◆ **WORK TASK**: Repeat the data verbatim.

◆ **RECORD EXTRACTS**:
BEGIN

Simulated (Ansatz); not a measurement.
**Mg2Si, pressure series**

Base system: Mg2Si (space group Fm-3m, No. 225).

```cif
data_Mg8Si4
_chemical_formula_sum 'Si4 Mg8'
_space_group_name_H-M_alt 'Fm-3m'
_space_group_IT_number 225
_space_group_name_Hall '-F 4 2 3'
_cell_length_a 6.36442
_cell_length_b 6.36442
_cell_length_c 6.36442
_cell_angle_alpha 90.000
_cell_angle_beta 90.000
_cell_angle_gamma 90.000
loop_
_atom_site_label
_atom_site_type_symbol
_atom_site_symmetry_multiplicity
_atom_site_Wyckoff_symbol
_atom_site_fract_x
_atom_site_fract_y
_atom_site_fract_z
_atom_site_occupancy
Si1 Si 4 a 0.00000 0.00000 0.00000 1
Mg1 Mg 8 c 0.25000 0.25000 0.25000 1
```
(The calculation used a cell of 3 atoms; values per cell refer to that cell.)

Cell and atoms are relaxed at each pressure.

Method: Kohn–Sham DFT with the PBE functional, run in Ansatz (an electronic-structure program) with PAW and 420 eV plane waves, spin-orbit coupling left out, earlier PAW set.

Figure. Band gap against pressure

END

◆ **EXERCISE OUTPUT**:
Simulated (Ansatz); not a measurement.
**Mg2Si, pressure series**

Base system: Mg2Si (space group Fm-3m, No. 225).

```cif
data_Mg8Si4
_chemical_formula_sum 'Si4 Mg8'
_space_group_name_H-M_alt 'Fm-3m'
_space_group_IT_number 225
_space_group_name_Hall '-F 4 2 3'
_cell_length_a 6.36442
_cell_length_b 6.36442
_cell_length_c 6.36442
_cell_angle_alpha 90.000
_cell_angle_beta 90.000
_cell_angle_gamma 90.000
loop_
_atom_site_label
_atom_site_type_symbol
_atom_site_symmetry_multiplicity
_atom_site_Wyckoff_symbol
_atom_site_fract_x
_atom_site_fract_y
_atom_site_fract_z
_atom_site_occupancy
Si1 Si 4 a 0.00000 0.00000 0.00000 1
Mg1 Mg 8 c 0.25000 0.25000 0.25000 1
```
(The calculation used a cell of 3 atoms; values per cell refer to that cell.)

Cell and atoms are relaxed at each pressure.

Method: Kohn–Sham DFT with the PBE functional, run in Ansatz (an electronic-structure program) with PAW and 420 eV plane waves, spin-orbit coupling left out, earlier PAW set.

Figure. Band gap against pressure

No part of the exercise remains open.